→ BRIEF: Only one portion of the data is to be written out: from the line bearing "Bond lengths: Cl1–Sn2" through the line bearing "## (2) A single-point". Write it exactly as it appears.

[Start of section]

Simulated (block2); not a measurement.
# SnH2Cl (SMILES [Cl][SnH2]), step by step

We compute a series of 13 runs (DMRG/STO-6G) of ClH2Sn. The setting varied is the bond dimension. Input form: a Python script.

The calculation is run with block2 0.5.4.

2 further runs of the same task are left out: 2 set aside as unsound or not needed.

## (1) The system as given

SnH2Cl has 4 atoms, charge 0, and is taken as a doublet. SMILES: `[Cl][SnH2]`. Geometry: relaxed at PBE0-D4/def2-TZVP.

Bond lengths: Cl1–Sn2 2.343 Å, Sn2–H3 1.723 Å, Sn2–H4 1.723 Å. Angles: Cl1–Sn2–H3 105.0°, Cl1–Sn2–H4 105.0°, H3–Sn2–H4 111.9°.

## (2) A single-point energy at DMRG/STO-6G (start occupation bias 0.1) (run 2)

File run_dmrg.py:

[End of section]

→ RESPONSE BOX:
Bond lengths: Cl1–Sn2 2.343 Å, Sn2–H3 1.723 Å, Sn2–H4 1.723 Å. Angles: Cl1–Sn2–H3 105.0°, Cl1–Sn2–H4 105.0°, H3–Sn2–H4 111.9°.

## (2) A single-point energy at DMRG/STO-6G (start occupation bias 0.1) (run 2)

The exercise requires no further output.